#### [Task item]
Return verbatim all lines from the first one in the records to the line with "Si 2.8871 7.9726", both ends kept.

== Information shown

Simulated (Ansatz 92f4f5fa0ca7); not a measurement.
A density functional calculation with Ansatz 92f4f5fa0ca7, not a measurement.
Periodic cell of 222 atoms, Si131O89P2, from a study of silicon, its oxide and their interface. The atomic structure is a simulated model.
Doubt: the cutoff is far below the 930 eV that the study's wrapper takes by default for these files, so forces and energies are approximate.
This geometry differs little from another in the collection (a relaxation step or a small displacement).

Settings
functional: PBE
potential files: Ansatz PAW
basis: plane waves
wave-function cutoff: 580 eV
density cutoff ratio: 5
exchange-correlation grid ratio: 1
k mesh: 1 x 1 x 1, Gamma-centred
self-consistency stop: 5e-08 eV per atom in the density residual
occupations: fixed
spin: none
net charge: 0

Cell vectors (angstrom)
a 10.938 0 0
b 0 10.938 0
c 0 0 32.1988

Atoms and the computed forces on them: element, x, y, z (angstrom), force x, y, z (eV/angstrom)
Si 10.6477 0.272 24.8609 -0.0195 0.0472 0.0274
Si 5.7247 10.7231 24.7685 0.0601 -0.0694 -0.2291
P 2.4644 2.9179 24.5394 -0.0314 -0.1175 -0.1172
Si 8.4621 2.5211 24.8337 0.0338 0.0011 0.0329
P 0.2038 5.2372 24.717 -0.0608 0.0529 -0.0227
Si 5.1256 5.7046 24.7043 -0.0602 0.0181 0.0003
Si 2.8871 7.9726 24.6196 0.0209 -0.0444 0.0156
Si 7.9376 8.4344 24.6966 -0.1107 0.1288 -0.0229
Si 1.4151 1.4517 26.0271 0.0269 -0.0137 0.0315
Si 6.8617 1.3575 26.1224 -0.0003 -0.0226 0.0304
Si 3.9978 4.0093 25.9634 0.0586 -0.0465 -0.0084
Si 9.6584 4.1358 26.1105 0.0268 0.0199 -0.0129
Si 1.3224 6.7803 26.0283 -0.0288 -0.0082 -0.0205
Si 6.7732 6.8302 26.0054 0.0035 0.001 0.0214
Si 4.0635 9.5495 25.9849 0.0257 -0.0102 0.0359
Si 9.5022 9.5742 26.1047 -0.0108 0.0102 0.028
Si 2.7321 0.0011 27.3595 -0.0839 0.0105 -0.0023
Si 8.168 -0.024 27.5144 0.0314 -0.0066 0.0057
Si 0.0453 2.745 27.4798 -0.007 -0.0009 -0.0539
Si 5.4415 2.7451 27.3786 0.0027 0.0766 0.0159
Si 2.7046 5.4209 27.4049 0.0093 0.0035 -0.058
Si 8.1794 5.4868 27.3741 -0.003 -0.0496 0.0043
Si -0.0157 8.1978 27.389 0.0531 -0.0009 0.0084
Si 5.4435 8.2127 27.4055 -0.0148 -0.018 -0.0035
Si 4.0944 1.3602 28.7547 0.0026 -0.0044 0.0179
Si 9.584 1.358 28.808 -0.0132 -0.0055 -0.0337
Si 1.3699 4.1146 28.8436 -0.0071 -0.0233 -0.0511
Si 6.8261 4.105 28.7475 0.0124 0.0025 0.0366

====

#### [Task answer]
Simulated (Ansatz 92f4f5fa0ca7); not a measurement.
A density functional calculation with Ansatz 92f4f5fa0ca7, not a measurement.
Periodic cell of 222 atoms, Si131O89P2, from a study of silicon, its oxide and their interface. The atomic structure is a simulated model.
Doubt: the cutoff is far below the 930 eV that the study's wrapper takes by default for these files, so forces and energies are approximate.
This geometry differs little from another in the collection (a relaxation step or a small displacement).

Settings
functional: PBE
potential files: Ansatz PAW
basis: plane waves
wave-function cutoff: 580 eV
density cutoff ratio: 5
exchange-correlation grid ratio: 1
k mesh: 1 x 1 x 1, Gamma-centred
self-consistency stop: 5e-08 eV per atom in the density residual
occupations: fixed
spin: none
net charge: 0

Cell vectors (angstrom)
a 10.938 0 0
b 0 10.938 0
c 0 0 32.1988

Atoms and the computed forces on them: element, x, y, z (angstrom), force x, y, z (eV/angstrom)
Si 10.6477 0.272 24.8609 -0.0195 0.0472 0.0274
Si 5.7247 10.7231 24.7685 0.0601 -0.0694 -0.2291
P 2.4644 2.9179 24.5394 -0.0314 -0.1175 -0.1172
Si 8.4621 2.5211 24.8337 0.0338 0.0011 0.0329
P 0.2038 5.2372 24.717 -0.0608 0.0529 -0.0227
Si 5.1256 5.7046 24.7043 -0.0602 0.0181 0.0003
Si 2.8871 7.9726 24.6196 0.0209 -0.0444 0.0156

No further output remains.